☆ ☆ ☆ ☆ ☆

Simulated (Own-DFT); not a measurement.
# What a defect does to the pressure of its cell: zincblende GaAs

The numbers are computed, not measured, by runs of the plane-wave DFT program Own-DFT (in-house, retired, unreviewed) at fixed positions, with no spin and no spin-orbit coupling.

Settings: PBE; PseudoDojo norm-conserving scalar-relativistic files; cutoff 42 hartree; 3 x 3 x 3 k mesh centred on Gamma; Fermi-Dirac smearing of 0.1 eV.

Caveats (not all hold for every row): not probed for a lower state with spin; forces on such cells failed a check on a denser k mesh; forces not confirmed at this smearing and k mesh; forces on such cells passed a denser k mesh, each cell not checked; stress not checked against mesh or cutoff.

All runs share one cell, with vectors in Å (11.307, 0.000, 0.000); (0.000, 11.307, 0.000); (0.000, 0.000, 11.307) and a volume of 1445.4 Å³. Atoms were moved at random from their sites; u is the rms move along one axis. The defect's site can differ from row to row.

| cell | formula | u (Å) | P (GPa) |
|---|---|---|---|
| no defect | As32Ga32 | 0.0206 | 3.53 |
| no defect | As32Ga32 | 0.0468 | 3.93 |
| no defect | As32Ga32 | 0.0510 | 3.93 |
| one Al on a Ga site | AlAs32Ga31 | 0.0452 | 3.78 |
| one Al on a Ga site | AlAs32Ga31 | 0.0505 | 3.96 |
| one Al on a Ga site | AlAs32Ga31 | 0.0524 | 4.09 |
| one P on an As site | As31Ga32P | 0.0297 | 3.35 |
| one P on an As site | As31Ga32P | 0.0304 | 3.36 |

☆ ☆ ☆ ☆ ☆

- Assigned task -
Could you retype every record above exactly as given?

- Response area -
Simulated (Own-DFT); not a measurement.
# What a defect does to the pressure of its cell: zincblende GaAs

The numbers are computed, not measured, by runs of the plane-wave DFT program Own-DFT (in-house, retired, unreviewed) at fixed positions, with no spin and no spin-orbit coupling.

Settings: PBE; PseudoDojo norm-conserving scalar-relativistic files; cutoff 42 hartree; 3 x 3 x 3 k mesh centred on Gamma; Fermi-Dirac smearing of 0.1 eV.

Caveats (not all hold for every row): not probed for a lower state with spin; forces on such cells failed a check on a denser k mesh; forces not confirmed at this smearing and k mesh; forces on such cells passed a denser k mesh, each cell not checked; stress not checked against mesh or cutoff.

All runs share one cell, with vectors in Å (11.307, 0.000, 0.000); (0.000, 11.307, 0.000); (0.000, 0.000, 11.307) and a volume of 1445.4 Å³. Atoms were moved at random from their sites; u is the rms move along one axis. The defect's site can differ from row to row.

| cell | formula | u (Å) | P (GPa) |
|---|---|---|---|
| no defect | As32Ga32 | 0.0206 | 3.53 |
| no defect | As32Ga32 | 0.0468 | 3.93 |
| no defect | As32Ga32 | 0.0510 | 3.93 |
| one Al on a Ga site | AlAs32Ga31 | 0.0452 | 3.78 |
| one Al on a Ga site | AlAs32Ga31 | 0.0505 | 3.96 |
| one Al on a Ga site | AlAs32Ga31 | 0.0524 | 4.09 |
| one P on an As site | As31Ga32P | 0.0297 | 3.35 |
| one P on an As site | As31Ga32P | 0.0304 | 3.36 |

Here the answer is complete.